::: EXTRACTED INFORMATION :::
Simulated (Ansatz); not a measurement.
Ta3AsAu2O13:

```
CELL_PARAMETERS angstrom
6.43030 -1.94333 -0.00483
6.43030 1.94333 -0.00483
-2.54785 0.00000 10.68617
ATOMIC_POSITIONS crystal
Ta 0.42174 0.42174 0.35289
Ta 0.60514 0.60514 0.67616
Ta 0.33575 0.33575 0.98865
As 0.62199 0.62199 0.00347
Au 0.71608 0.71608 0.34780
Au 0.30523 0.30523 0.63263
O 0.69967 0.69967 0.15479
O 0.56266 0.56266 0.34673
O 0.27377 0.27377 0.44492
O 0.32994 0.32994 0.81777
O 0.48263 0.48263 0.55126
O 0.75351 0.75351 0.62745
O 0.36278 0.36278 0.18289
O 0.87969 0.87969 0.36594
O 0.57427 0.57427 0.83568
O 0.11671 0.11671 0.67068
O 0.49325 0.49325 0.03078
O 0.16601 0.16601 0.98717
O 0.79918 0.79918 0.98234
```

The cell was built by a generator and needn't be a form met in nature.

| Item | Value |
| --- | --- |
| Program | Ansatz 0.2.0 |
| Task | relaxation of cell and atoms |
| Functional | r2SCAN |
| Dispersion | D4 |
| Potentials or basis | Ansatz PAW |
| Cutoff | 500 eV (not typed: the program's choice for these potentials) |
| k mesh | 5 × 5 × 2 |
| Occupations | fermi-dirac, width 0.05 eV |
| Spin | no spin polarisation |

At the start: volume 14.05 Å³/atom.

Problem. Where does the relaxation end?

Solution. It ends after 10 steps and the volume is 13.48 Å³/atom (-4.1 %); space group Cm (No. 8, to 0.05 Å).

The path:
:::

**ACTIVITY:** Line by line, transcribe the material exactly.

**WRITTEN RESPONSE:**
Simulated (Ansatz); not a measurement.
Ta3AsAu2O13:

```
CELL_PARAMETERS angstrom
6.43030 -1.94333 -0.00483
6.43030 1.94333 -0.00483
-2.54785 0.00000 10.68617
ATOMIC_POSITIONS crystal
Ta 0.42174 0.42174 0.35289
Ta 0.60514 0.60514 0.67616
Ta 0.33575 0.33575 0.98865
As 0.62199 0.62199 0.00347
Au 0.71608 0.71608 0.34780
Au 0.30523 0.30523 0.63263
O 0.69967 0.69967 0.15479
O 0.56266 0.56266 0.34673
O 0.27377 0.27377 0.44492
O 0.32994 0.32994 0.81777
O 0.48263 0.48263 0.55126
O 0.75351 0.75351 0.62745
O 0.36278 0.36278 0.18289
O 0.87969 0.87969 0.36594
O 0.57427 0.57427 0.83568
O 0.11671 0.11671 0.67068
O 0.49325 0.49325 0.03078
O 0.16601 0.16601 0.98717
O 0.79918 0.79918 0.98234
```

The cell was built by a generator and needn't be a form met in nature.

| Item | Value |
| --- | --- |
| Program | Ansatz 0.2.0 |
| Task | relaxation of cell and atoms |
| Functional | r2SCAN |
| Dispersion | D4 |
| Potentials or basis | Ansatz PAW |
| Cutoff | 500 eV (not typed: the program's choice for these potentials) |
| k mesh | 5 × 5 × 2 |
| Occupations | fermi-dirac, width 0.05 eV |
| Spin | no spin polarisation |

At the start: volume 14.05 Å³/atom.

Problem. Where does the relaxation end?

Solution. It ends after 10 steps and the volume is 13.48 Å³/atom (-4.1 %); space group Cm (No. 8, to 0.05 Å).

The path:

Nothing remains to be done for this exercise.